Activity »
Your task is to retype each line of the data below exactly.

Supplied information »
|---|

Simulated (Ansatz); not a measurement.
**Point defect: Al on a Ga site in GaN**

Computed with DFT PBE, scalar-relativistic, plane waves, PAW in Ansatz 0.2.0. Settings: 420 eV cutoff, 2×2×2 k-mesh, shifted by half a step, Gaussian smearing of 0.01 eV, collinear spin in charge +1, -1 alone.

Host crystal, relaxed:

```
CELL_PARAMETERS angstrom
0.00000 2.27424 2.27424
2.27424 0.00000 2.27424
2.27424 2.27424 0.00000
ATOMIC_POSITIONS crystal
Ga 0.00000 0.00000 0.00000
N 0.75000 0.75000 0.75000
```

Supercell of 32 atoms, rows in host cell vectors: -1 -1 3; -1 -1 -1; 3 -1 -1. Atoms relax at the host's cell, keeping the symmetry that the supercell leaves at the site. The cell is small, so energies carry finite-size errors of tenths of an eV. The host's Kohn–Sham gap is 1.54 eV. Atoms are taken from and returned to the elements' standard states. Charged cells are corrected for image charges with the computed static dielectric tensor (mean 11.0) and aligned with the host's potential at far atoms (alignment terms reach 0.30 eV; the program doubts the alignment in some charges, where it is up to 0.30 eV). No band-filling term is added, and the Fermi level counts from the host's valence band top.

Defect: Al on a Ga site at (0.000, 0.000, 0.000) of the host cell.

|---|

Answer area »
Simulated (Ansatz); not a measurement.
**Point defect: Al on a Ga site in GaN**

Computed with DFT PBE, scalar-relativistic, plane waves, PAW in Ansatz 0.2.0. Settings: 420 eV cutoff, 2×2×2 k-mesh, shifted by half a step, Gaussian smearing of 0.01 eV, collinear spin in charge +1, -1 alone.

Host crystal, relaxed:

```
CELL_PARAMETERS angstrom
0.00000 2.27424 2.27424
2.27424 0.00000 2.27424
2.27424 2.27424 0.00000
ATOMIC_POSITIONS crystal
Ga 0.00000 0.00000 0.00000
N 0.75000 0.75000 0.75000
```

Supercell of 32 atoms, rows in host cell vectors: -1 -1 3; -1 -1 -1; 3 -1 -1. Atoms relax at the host's cell, keeping the symmetry that the supercell leaves at the site. The cell is small, so energies carry finite-size errors of tenths of an eV. The host's Kohn–Sham gap is 1.54 eV. Atoms are taken from and returned to the elements' standard states. Charged cells are corrected for image charges with the computed static dielectric tensor (mean 11.0) and aligned with the host's potential at far atoms (alignment terms reach 0.30 eV; the program doubts the alignment in some charges, where it is up to 0.30 eV). No band-filling term is added, and the Fermi level counts from the host's valence band top.

Defect: Al on a Ga site at (0.000, 0.000, 0.000) of the host cell.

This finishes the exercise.